*** Block opens ***

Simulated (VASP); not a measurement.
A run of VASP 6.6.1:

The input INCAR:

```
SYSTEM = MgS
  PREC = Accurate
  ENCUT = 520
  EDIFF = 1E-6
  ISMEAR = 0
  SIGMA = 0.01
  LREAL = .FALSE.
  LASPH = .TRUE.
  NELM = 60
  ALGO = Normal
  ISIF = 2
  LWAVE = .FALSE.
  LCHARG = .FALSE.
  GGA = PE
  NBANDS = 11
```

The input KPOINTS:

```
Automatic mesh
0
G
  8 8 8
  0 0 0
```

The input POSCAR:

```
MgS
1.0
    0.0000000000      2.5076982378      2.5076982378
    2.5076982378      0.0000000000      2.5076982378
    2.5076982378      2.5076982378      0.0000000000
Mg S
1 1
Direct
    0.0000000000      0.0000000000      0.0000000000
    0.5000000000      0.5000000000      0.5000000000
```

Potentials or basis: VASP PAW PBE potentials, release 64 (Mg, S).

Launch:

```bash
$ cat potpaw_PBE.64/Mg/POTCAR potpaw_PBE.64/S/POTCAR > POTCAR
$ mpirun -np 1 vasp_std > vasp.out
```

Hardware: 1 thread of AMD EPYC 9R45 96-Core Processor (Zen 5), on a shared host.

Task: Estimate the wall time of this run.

*** Block closes ***

**ASSIGNMENT**:
For this exercise, give the entries above again with no difference at all.

**WRITTEN REPLY**:
Simulated (VASP); not a measurement.
A run of VASP 6.6.1:

The input INCAR:

```
SYSTEM = MgS
  PREC = Accurate
  ENCUT = 520
  EDIFF = 1E-6
  ISMEAR = 0
  SIGMA = 0.01
  LREAL = .FALSE.
  LASPH = .TRUE.
  NELM = 60
  ALGO = Normal
  ISIF = 2
  LWAVE = .FALSE.
  LCHARG = .FALSE.
  GGA = PE
  NBANDS = 11
```

The input KPOINTS:

```
Automatic mesh
0
G
  8 8 8
  0 0 0
```

The input POSCAR:

```
MgS
1.0
    0.0000000000      2.5076982378      2.5076982378
    2.5076982378      0.0000000000      2.5076982378
    2.5076982378      2.5076982378      0.0000000000
Mg S
1 1
Direct
    0.0000000000      0.0000000000      0.0000000000
    0.5000000000      0.5000000000      0.5000000000
```

Potentials or basis: VASP PAW PBE potentials, release 64 (Mg, S).

Launch:

```bash
$ cat potpaw_PBE.64/Mg/POTCAR potpaw_PBE.64/S/POTCAR > POTCAR
$ mpirun -np 1 vasp_std > vasp.out
```

Hardware: 1 thread of AMD EPYC 9R45 96-Core Processor (Zen 5), on a shared host.

Task: Estimate the wall time of this run.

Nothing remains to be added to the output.